__Extracted material__:
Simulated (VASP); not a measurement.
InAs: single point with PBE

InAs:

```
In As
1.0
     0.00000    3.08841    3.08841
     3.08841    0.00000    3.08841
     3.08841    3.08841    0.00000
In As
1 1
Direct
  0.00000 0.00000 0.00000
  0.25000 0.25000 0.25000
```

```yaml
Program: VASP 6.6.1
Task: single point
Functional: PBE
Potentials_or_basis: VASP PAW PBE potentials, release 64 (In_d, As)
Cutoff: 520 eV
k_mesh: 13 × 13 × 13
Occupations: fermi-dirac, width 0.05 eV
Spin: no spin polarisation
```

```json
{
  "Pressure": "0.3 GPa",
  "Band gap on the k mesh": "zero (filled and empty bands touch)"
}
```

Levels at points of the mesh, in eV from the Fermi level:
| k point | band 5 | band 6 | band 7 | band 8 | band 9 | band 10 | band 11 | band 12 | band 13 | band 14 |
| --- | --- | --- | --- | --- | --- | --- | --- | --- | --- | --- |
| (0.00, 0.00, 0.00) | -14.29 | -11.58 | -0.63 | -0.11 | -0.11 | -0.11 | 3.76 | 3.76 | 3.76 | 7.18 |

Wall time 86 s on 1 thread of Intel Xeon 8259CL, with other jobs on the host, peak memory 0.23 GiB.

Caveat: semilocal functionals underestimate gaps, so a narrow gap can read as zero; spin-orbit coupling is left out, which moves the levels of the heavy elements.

__Activity__:
Once you have read the entries above, copy them out exactly as they were given.

__Task result__:
Simulated (VASP); not a measurement.
InAs: single point with PBE

InAs:

```
In As
1.0
     0.00000    3.08841    3.08841
     3.08841    0.00000    3.08841
     3.08841    3.08841    0.00000
In As
1 1
Direct
  0.00000 0.00000 0.00000
  0.25000 0.25000 0.25000
```

```yaml
Program: VASP 6.6.1
Task: single point
Functional: PBE
Potentials_or_basis: VASP PAW PBE potentials, release 64 (In_d, As)
Cutoff: 520 eV
k_mesh: 13 × 13 × 13
Occupations: fermi-dirac, width 0.05 eV
Spin: no spin polarisation
```

```json
{
  "Pressure": "0.3 GPa",
  "Band gap on the k mesh": "zero (filled and empty bands touch)"
}
```

Levels at points of the mesh, in eV from the Fermi level:
| k point | band 5 | band 6 | band 7 | band 8 | band 9 | band 10 | band 11 | band 12 | band 13 | band 14 |
| --- | --- | --- | --- | --- | --- | --- | --- | --- | --- | --- |
| (0.00, 0.00, 0.00) | -14.29 | -11.58 | -0.63 | -0.11 | -0.11 | -0.11 | 3.76 | 3.76 | 3.76 | 7.18 |

Wall time 86 s on 1 thread of Intel Xeon 8259CL, with other jobs on the host, peak memory 0.23 GiB.

Caveat: semilocal functionals underestimate gaps, so a narrow gap can read as zero; spin-orbit coupling is left out, which moves the levels of the heavy elements.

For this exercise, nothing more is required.